★ ★ ★
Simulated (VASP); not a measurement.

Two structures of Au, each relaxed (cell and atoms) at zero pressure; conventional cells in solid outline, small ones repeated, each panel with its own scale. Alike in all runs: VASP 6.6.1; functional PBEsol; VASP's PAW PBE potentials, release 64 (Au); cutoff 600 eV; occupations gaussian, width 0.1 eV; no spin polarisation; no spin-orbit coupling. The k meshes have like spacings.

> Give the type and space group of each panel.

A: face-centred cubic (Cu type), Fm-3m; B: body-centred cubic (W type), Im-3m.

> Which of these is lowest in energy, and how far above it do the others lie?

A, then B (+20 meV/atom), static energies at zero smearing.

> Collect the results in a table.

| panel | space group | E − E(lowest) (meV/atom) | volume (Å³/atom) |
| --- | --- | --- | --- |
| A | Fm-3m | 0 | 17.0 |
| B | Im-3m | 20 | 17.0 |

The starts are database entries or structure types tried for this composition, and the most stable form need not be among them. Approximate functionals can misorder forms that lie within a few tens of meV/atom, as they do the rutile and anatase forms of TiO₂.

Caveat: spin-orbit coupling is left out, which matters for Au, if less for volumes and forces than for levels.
★ ★ ★

REQUIRED ACTION: In the listing above, please print only the lines from the first one to the line where "The starts are" appears, exactly as written, both of those lines included.

ANSWER SECTION:
Simulated (VASP); not a measurement.

Two structures of Au, each relaxed (cell and atoms) at zero pressure; conventional cells in solid outline, small ones repeated, each panel with its own scale. Alike in all runs: VASP 6.6.1; functional PBEsol; VASP's PAW PBE potentials, release 64 (Au); cutoff 600 eV; occupations gaussian, width 0.1 eV; no spin polarisation; no spin-orbit coupling. The k meshes have like spacings.

> Give the type and space group of each panel.

A: face-centred cubic (Cu type), Fm-3m; B: body-centred cubic (W type), Im-3m.

> Which of these is lowest in energy, and how far above it do the others lie?

A, then B (+20 meV/atom), static energies at zero smearing.

> Collect the results in a table.

| panel | space group | E − E(lowest) (meV/atom) | volume (Å³/atom) |
| --- | --- | --- | --- |
| A | Fm-3m | 0 | 17.0 |
| B | Im-3m | 20 | 17.0 |

The starts are database entries or structure types tried for this composition, and the most stable form need not be among them. Approximate functionals can misorder forms that lie within a few tens of meV/atom, as they do the rutile and anatase forms of TiO₂.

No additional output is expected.